WORK TASK:
Repeat the lines of the data exactly, from the first one through the one that contains "Ansatz 0.2.0 |".

DATA FOR REVIEW:
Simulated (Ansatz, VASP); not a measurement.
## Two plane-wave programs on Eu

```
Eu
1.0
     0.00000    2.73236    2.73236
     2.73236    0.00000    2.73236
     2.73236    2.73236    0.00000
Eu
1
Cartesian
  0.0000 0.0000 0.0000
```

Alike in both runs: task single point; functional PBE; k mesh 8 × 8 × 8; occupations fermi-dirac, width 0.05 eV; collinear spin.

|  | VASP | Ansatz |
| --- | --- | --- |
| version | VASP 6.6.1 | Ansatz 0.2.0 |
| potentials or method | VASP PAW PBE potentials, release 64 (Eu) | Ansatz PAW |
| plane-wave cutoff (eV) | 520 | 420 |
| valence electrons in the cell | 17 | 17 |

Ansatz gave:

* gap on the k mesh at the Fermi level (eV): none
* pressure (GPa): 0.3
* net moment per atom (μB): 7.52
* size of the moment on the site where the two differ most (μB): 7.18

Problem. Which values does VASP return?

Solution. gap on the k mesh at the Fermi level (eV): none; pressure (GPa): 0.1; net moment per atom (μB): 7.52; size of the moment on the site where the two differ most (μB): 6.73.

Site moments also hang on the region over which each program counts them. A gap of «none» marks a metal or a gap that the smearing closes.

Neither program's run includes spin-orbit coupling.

WRITTEN RESPONSE:
Simulated (Ansatz, VASP); not a measurement.
## Two plane-wave programs on Eu

```
Eu
1.0
     0.00000    2.73236    2.73236
     2.73236    0.00000    2.73236
     2.73236    2.73236    0.00000
Eu
1
Cartesian
  0.0000 0.0000 0.0000
```

Alike in both runs: task single point; functional PBE; k mesh 8 × 8 × 8; occupations fermi-dirac, width 0.05 eV; collinear spin.

|  | VASP | Ansatz |
| --- | --- | --- |
| version | VASP 6.6.1 | Ansatz 0.2.0 |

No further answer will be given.